### ACTIVITY
Set down word for word each line from the start of the listing through the line that contains "Polyhedra are drawn", both included.

================

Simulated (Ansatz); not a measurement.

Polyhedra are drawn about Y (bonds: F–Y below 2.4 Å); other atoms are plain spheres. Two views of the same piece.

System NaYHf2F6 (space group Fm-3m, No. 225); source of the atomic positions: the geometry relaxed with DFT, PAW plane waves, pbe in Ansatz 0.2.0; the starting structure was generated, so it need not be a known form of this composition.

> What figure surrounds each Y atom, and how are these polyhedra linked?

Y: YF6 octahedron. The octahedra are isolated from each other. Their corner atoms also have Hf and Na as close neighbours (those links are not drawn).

================

### WRITTEN REPLY
Simulated (Ansatz); not a measurement.

Polyhedra are drawn about Y (bonds: F–Y below 2.4 Å); other atoms are plain spheres. Two views of the same piece.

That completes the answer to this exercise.